# Exercise
Repeat each line of the listing exactly as written.

----- Material shown -----

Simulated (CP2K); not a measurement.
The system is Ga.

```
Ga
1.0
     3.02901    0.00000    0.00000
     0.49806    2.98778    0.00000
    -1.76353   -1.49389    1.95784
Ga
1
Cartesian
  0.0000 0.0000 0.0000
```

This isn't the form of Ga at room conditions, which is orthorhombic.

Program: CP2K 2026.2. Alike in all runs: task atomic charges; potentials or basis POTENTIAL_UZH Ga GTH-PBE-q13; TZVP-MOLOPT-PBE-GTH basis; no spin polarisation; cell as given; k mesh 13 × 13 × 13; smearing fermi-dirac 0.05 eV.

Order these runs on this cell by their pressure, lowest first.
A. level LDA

-----

# Task output
Simulated (CP2K); not a measurement.
The system is Ga.

```
Ga
1.0
     3.02901    0.00000    0.00000
     0.49806    2.98778    0.00000
    -1.76353   -1.49389    1.95784
Ga
1
Cartesian
  0.0000 0.0000 0.0000
```

This isn't the form of Ga at room conditions, which is orthorhombic.

Program: CP2K 2026.2. Alike in all runs: task atomic charges; potentials or basis POTENTIAL_UZH Ga GTH-PBE-q13; TZVP-MOLOPT-PBE-GTH basis; no spin polarisation; cell as given; k mesh 13 × 13 × 13; smearing fermi-dirac 0.05 eV.

Order these runs on this cell by their pressure, lowest first.
A. level LDA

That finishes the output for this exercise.